Recorded data:
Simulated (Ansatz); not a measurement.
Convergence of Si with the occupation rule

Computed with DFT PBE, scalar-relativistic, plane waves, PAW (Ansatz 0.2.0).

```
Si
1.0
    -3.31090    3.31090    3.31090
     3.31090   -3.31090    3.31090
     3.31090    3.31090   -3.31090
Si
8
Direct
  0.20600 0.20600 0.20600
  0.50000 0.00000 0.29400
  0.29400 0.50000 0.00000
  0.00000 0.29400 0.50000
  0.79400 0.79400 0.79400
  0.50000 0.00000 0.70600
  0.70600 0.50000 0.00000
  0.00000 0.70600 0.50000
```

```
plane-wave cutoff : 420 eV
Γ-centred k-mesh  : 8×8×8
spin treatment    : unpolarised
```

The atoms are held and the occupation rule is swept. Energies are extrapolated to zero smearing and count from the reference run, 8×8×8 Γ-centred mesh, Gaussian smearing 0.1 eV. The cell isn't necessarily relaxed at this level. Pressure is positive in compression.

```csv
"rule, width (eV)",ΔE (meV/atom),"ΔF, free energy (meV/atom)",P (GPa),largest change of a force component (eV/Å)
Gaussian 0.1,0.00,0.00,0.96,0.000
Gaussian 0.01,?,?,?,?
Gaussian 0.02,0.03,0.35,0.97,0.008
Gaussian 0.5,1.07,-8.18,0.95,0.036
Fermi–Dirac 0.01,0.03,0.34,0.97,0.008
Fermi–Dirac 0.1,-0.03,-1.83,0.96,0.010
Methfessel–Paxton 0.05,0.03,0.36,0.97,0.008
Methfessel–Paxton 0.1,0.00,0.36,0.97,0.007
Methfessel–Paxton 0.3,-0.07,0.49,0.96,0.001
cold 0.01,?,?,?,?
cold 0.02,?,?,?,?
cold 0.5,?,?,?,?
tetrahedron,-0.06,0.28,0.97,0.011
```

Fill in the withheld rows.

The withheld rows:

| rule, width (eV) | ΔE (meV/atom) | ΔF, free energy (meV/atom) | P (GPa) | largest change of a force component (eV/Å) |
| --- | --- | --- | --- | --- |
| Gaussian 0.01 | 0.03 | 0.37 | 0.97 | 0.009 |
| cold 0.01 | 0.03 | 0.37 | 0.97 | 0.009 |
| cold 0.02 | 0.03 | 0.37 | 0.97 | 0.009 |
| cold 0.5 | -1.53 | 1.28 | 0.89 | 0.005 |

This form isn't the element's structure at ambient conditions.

Brief: In the reply, include exactly the lines from the beginning of the entries above through the line holding "0.89 | 0.005 |", and nothing besides.

Exercise answer:
Simulated (Ansatz); not a measurement.
Convergence of Si with the occupation rule

Computed with DFT PBE, scalar-relativistic, plane waves, PAW (Ansatz 0.2.0).

```
Si
1.0
    -3.31090    3.31090    3.31090
     3.31090   -3.31090    3.31090
     3.31090    3.31090   -3.31090
Si
8
Direct
  0.20600 0.20600 0.20600
  0.50000 0.00000 0.29400
  0.29400 0.50000 0.00000
  0.00000 0.29400 0.50000
  0.79400 0.79400 0.79400
  0.50000 0.00000 0.70600
  0.70600 0.50000 0.00000
  0.00000 0.70600 0.50000
```

```
plane-wave cutoff : 420 eV
Γ-centred k-mesh  : 8×8×8
spin treatment    : unpolarised
```

The atoms are held and the occupation rule is swept. Energies are extrapolated to zero smearing and count from the reference run, 8×8×8 Γ-centred mesh, Gaussian smearing 0.1 eV. The cell isn't necessarily relaxed at this level. Pressure is positive in compression.

```csv
"rule, width (eV)",ΔE (meV/atom),"ΔF, free energy (meV/atom)",P (GPa),largest change of a force component (eV/Å)
Gaussian 0.1,0.00,0.00,0.96,0.000
Gaussian 0.01,?,?,?,?
Gaussian 0.02,0.03,0.35,0.97,0.008
Gaussian 0.5,1.07,-8.18,0.95,0.036
Fermi–Dirac 0.01,0.03,0.34,0.97,0.008
Fermi–Dirac 0.1,-0.03,-1.83,0.96,0.010
Methfessel–Paxton 0.05,0.03,0.36,0.97,0.008
Methfessel–Paxton 0.1,0.00,0.36,0.97,0.007
Methfessel–Paxton 0.3,-0.07,0.49,0.96,0.001
cold 0.01,?,?,?,?
cold 0.02,?,?,?,?
cold 0.5,?,?,?,?
tetrahedron,-0.06,0.28,0.97,0.011
```

Fill in the withheld rows.

The withheld rows:

| rule, width (eV) | ΔE (meV/atom) | ΔF, free energy (meV/atom) | P (GPa) | largest change of a force component (eV/Å) |
| --- | --- | --- | --- | --- |
| Gaussian 0.01 | 0.03 | 0.37 | 0.97 | 0.009 |
| cold 0.01 | 0.03 | 0.37 | 0.97 | 0.009 |
| cold 0.02 | 0.03 | 0.37 | 0.97 | 0.009 |
| cold 0.5 | -1.53 | 1.28 | 0.89 | 0.005 |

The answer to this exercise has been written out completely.